_____
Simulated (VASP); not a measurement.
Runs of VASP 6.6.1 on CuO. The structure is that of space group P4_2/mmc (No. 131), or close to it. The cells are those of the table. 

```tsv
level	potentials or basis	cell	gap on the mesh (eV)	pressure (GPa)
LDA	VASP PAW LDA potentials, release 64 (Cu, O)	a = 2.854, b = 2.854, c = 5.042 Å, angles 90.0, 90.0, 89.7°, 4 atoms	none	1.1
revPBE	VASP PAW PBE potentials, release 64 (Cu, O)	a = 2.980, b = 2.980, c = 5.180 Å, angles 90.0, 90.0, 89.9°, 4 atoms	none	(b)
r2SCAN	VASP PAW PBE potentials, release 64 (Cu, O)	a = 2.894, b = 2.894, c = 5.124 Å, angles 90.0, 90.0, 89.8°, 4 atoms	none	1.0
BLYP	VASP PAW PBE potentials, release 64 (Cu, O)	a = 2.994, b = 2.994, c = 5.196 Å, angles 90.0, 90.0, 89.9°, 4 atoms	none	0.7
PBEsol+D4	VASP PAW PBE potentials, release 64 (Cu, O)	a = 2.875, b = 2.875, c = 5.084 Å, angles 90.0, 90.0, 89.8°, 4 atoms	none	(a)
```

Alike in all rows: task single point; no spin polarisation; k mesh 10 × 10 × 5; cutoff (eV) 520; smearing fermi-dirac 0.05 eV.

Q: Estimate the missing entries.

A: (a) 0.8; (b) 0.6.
_____

→ **Requirement**:
What you return must match the records above exactly.

→ **Your response**:
Simulated (VASP); not a measurement.
Runs of VASP 6.6.1 on CuO. The structure is that of space group P4_2/mmc (No. 131), or close to it. The cells are those of the table. 

```tsv
level	potentials or basis	cell	gap on the mesh (eV)	pressure (GPa)
LDA	VASP PAW LDA potentials, release 64 (Cu, O)	a = 2.854, b = 2.854, c = 5.042 Å, angles 90.0, 90.0, 89.7°, 4 atoms	none	1.1
revPBE	VASP PAW PBE potentials, release 64 (Cu, O)	a = 2.980, b = 2.980, c = 5.180 Å, angles 90.0, 90.0, 89.9°, 4 atoms	none	(b)
r2SCAN	VASP PAW PBE potentials, release 64 (Cu, O)	a = 2.894, b = 2.894, c = 5.124 Å, angles 90.0, 90.0, 89.8°, 4 atoms	none	1.0
BLYP	VASP PAW PBE potentials, release 64 (Cu, O)	a = 2.994, b = 2.994, c = 5.196 Å, angles 90.0, 90.0, 89.9°, 4 atoms	none	0.7
PBEsol+D4	VASP PAW PBE potentials, release 64 (Cu, O)	a = 2.875, b = 2.875, c = 5.084 Å, angles 90.0, 90.0, 89.8°, 4 atoms	none	(a)
```

Alike in all rows: task single point; no spin polarisation; k mesh 10 × 10 × 5; cutoff (eV) 520; smearing fermi-dirac 0.05 eV.

Q: Estimate the missing entries.

A: (a) 0.8; (b) 0.6.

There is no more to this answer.